> [Work task]:
Of the lines in the data below, write out exactly those from the one holding "The cell was" through the one holding "Q: Where does the relaxation end?", both included.

> [Given data]:
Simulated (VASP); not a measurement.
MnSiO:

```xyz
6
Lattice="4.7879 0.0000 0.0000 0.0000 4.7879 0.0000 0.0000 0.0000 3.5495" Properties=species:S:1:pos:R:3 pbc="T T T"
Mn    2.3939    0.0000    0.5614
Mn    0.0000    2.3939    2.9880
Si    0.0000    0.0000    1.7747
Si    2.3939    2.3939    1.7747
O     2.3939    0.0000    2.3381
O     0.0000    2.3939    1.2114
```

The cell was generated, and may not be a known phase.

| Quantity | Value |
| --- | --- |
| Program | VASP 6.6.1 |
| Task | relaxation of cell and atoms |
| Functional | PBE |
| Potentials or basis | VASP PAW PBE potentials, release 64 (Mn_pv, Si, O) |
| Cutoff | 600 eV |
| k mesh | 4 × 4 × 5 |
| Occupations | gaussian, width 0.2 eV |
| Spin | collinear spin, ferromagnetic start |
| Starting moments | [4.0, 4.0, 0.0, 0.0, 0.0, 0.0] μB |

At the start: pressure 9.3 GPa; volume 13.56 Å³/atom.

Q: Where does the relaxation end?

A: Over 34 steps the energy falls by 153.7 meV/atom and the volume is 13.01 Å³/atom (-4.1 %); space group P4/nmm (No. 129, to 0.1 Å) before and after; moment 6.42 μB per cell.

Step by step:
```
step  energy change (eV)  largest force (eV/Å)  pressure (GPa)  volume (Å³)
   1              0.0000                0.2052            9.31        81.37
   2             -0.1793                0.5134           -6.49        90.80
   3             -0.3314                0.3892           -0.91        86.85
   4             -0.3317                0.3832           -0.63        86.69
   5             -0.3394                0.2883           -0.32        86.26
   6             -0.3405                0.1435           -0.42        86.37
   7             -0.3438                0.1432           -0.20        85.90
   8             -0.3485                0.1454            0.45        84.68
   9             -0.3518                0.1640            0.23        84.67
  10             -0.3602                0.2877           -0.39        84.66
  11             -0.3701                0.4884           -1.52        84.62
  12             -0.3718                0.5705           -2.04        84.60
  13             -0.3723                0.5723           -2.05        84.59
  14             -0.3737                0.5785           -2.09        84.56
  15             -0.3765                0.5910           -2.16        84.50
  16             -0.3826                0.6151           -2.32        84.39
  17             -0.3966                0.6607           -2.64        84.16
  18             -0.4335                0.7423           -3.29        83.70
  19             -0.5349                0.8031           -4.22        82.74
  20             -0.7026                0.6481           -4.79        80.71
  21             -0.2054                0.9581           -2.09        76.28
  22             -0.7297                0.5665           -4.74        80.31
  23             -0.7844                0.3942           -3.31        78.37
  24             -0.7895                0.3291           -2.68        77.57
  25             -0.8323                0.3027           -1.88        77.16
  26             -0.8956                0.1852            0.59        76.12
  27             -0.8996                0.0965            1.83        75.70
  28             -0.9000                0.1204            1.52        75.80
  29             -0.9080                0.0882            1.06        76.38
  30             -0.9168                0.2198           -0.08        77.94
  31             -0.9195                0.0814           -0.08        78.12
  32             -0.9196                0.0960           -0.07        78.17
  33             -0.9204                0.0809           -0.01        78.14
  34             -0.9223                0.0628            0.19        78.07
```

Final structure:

> [Response]:
The cell was generated, and may not be a known phase.

| Quantity | Value |
| --- | --- |
| Program | VASP 6.6.1 |
| Task | relaxation of cell and atoms |
| Functional | PBE |
| Potentials or basis | VASP PAW PBE potentials, release 64 (Mn_pv, Si, O) |
| Cutoff | 600 eV |
| k mesh | 4 × 4 × 5 |
| Occupations | gaussian, width 0.2 eV |
| Spin | collinear spin, ferromagnetic start |
| Starting moments | [4.0, 4.0, 0.0, 0.0, 0.0, 0.0] μB |

At the start: pressure 9.3 GPa; volume 13.56 Å³/atom.

Q: Where does the relaxation end?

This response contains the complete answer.